━━━━━━━━━━━━━━━━
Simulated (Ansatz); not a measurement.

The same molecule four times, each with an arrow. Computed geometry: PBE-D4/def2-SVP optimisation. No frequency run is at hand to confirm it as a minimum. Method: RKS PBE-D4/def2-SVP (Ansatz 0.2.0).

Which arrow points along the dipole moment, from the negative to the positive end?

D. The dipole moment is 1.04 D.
━━━━━━━━━━━━━━━━

• Brief: Write out every entry above exactly as given.

• Written solution:
Simulated (Ansatz); not a measurement.

The same molecule four times, each with an arrow. Computed geometry: PBE-D4/def2-SVP optimisation. No frequency run is at hand to confirm it as a minimum. Method: RKS PBE-D4/def2-SVP (Ansatz 0.2.0).

Which arrow points along the dipole moment, from the negative to the positive end?

D. The dipole moment is 1.04 D.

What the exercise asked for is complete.